Action item -> Copy exactly the lines of the material below, starting with the first and including the line that holds "Constitutional and geometric".

━━━━━━━━━━━━━━━━━━━━━━━━━━━━━━

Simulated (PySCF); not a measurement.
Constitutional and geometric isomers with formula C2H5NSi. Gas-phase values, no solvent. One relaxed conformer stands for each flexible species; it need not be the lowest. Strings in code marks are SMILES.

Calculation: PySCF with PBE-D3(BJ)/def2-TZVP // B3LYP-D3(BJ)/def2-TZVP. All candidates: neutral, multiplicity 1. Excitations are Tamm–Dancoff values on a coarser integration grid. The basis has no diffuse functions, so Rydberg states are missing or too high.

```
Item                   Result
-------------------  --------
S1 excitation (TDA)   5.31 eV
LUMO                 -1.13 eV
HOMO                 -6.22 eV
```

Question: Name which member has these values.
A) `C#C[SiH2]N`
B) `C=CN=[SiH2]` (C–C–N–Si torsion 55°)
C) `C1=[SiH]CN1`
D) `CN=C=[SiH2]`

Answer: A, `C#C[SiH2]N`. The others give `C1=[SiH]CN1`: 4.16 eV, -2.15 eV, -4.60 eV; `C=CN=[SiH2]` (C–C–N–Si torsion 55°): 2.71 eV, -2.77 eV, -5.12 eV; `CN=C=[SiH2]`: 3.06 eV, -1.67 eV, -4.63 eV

━━━━━━━━━━━━━━━━━━━━━━━━━━━━━━

Response ->
Simulated (PySCF); not a measurement.
Constitutional and geometric isomers with formula C2H5NSi. Gas-phase values, no solvent. One relaxed conformer stands for each flexible species; it need not be the lowest. Strings in code marks are SMILES.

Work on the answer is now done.